● Listed entries
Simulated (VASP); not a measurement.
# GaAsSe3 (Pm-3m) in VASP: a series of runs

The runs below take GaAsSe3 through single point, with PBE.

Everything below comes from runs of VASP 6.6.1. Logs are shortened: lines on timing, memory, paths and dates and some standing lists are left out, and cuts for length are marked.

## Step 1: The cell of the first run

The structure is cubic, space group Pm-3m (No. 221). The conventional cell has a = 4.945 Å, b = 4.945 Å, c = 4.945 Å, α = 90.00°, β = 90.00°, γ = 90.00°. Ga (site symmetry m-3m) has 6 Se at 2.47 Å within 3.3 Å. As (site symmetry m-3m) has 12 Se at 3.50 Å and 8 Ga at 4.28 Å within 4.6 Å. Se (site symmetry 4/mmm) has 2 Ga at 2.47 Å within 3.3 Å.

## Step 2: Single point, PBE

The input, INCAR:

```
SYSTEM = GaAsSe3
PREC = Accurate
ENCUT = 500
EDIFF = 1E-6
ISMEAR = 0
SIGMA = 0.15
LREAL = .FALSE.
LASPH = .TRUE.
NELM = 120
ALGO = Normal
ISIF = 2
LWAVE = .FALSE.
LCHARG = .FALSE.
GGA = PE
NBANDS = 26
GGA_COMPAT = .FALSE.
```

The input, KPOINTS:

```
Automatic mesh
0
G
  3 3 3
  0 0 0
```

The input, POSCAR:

● Assignment
Repeat the entries shown above, every one, word for word.

● Written reply
Simulated (VASP); not a measurement.
# GaAsSe3 (Pm-3m) in VASP: a series of runs

The runs below take GaAsSe3 through single point, with PBE.

Everything below comes from runs of VASP 6.6.1. Logs are shortened: lines on timing, memory, paths and dates and some standing lists are left out, and cuts for length are marked.

## Step 1: The cell of the first run

The structure is cubic, space group Pm-3m (No. 221). The conventional cell has a = 4.945 Å, b = 4.945 Å, c = 4.945 Å, α = 90.00°, β = 90.00°, γ = 90.00°. Ga (site symmetry m-3m) has 6 Se at 2.47 Å within 3.3 Å. As (site symmetry m-3m) has 12 Se at 3.50 Å and 8 Ga at 4.28 Å within 4.6 Å. Se (site symmetry 4/mmm) has 2 Ga at 2.47 Å within 3.3 Å.

## Step 2: Single point, PBE

The input, INCAR:

```
SYSTEM = GaAsSe3
PREC = Accurate
ENCUT = 500
EDIFF = 1E-6
ISMEAR = 0
SIGMA = 0.15
LREAL = .FALSE.
LASPH = .TRUE.
NELM = 120
ALGO = Normal
ISIF = 2
LWAVE = .FALSE.
LCHARG = .FALSE.
GGA = PE
NBANDS = 26
GGA_COMPAT = .FALSE.
```

The input, KPOINTS:

```
Automatic mesh
0
G
  3 3 3
  0 0 0
```

The input, POSCAR:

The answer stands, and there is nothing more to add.